__Brief__:
Your output should be the whole listing, identical to the original.

————————
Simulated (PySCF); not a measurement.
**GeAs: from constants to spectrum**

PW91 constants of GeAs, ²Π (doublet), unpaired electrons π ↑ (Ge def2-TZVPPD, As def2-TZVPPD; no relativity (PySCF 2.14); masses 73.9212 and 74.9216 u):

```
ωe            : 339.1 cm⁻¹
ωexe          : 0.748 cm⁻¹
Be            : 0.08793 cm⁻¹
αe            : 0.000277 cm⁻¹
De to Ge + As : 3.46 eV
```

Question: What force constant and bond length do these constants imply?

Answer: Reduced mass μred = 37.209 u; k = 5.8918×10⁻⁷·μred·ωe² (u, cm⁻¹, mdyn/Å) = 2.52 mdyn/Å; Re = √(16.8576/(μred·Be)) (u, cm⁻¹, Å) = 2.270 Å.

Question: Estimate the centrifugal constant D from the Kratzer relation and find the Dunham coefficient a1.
————————

__Written answer__:
Simulated (PySCF); not a measurement.
**GeAs: from constants to spectrum**

PW91 constants of GeAs, ²Π (doublet), unpaired electrons π ↑ (Ge def2-TZVPPD, As def2-TZVPPD; no relativity (PySCF 2.14); masses 73.9212 and 74.9216 u):

```
ωe            : 339.1 cm⁻¹
ωexe          : 0.748 cm⁻¹
Be            : 0.08793 cm⁻¹
αe            : 0.000277 cm⁻¹
De to Ge + As : 3.46 eV
```

Question: What force constant and bond length do these constants imply?

Answer: Reduced mass μred = 37.209 u; k = 5.8918×10⁻⁷·μred·ωe² (u, cm⁻¹, mdyn/Å) = 2.52 mdyn/Å; Re = √(16.8576/(μred·Be)) (u, cm⁻¹, Å) = 2.270 Å.

Question: Estimate the centrifugal constant D from the Kratzer relation and find the Dunham coefficient a1.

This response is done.